▶ [ACTIVITY]: Would you print each of the entries below precisely as given?

▶ [DATA]:
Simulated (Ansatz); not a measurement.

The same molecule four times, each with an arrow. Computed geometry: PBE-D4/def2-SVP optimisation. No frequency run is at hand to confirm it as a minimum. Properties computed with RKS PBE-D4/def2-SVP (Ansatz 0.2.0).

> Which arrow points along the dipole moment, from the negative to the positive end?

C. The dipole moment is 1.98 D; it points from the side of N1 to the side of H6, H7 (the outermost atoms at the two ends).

▶ [ANSWER SPACE]:
Simulated (Ansatz); not a measurement.

The same molecule four times, each with an arrow. Computed geometry: PBE-D4/def2-SVP optimisation. No frequency run is at hand to confirm it as a minimum. Properties computed with RKS PBE-D4/def2-SVP (Ansatz 0.2.0).

> Which arrow points along the dipole moment, from the negative to the positive end?

C. The dipole moment is 1.98 D; it points from the side of N1 to the side of H6, H7 (the outermost atoms at the two ends).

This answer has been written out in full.